◆ ◆ ◆ ◆ ◆

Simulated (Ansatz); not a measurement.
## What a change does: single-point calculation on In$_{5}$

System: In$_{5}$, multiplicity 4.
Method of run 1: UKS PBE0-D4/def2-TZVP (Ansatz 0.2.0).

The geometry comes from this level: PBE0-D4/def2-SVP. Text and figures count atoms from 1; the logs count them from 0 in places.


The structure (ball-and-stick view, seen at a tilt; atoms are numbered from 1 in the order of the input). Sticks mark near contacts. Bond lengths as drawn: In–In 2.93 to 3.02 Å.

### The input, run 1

◆ ◆ ◆ ◆ ◆

Work order: Each line of the data must come back exactly as written.

Answer space:
Simulated (Ansatz); not a measurement.
## What a change does: single-point calculation on In$_{5}$

System: In$_{5}$, multiplicity 4.
Method of run 1: UKS PBE0-D4/def2-TZVP (Ansatz 0.2.0).

The geometry comes from this level: PBE0-D4/def2-SVP. Text and figures count atoms from 1; the logs count them from 0 in places.


The structure (ball-and-stick view, seen at a tilt; atoms are numbered from 1 in the order of the input). Sticks mark near contacts. Bond lengths as drawn: In–In 2.93 to 3.02 Å.

### The input, run 1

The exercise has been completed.